• Activity: Transcribe the records below exactly as they appear.

# # # # #

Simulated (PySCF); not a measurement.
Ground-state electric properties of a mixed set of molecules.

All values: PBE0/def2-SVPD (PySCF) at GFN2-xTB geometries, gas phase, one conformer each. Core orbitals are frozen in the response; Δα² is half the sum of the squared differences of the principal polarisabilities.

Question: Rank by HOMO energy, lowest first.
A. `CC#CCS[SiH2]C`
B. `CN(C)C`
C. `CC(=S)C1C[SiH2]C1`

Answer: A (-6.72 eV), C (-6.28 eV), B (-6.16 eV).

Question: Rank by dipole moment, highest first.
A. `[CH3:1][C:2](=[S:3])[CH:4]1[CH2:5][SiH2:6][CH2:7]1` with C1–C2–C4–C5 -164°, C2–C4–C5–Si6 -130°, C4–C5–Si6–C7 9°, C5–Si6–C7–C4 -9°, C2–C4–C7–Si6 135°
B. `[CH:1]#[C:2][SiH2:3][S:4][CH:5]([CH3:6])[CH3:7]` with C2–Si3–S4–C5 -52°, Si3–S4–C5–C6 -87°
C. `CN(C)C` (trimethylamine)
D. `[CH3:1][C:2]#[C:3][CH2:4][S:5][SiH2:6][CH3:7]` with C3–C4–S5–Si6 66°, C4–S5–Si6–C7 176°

# # # # #

• Task answer:
Simulated (PySCF); not a measurement.
Ground-state electric properties of a mixed set of molecules.

All values: PBE0/def2-SVPD (PySCF) at GFN2-xTB geometries, gas phase, one conformer each. Core orbitals are frozen in the response; Δα² is half the sum of the squared differences of the principal polarisabilities.

Question: Rank by HOMO energy, lowest first.
A. `CC#CCS[SiH2]C`
B. `CN(C)C`
C. `CC(=S)C1C[SiH2]C1`

Answer: A (-6.72 eV), C (-6.28 eV), B (-6.16 eV).

Question: Rank by dipole moment, highest first.
A. `[CH3:1][C:2](=[S:3])[CH:4]1[CH2:5][SiH2:6][CH2:7]1` with C1–C2–C4–C5 -164°, C2–C4–C5–Si6 -130°, C4–C5–Si6–C7 9°, C5–Si6–C7–C4 -9°, C2–C4–C7–Si6 135°
B. `[CH:1]#[C:2][SiH2:3][S:4][CH:5]([CH3:6])[CH3:7]` with C2–Si3–S4–C5 -52°, Si3–S4–C5–C6 -87°
C. `CN(C)C` (trimethylamine)
D. `[CH3:1][C:2]#[C:3][CH2:4][S:5][SiH2:6][CH3:7]` with C3–C4–S5–Si6 66°, C4–S5–Si6–C7 176°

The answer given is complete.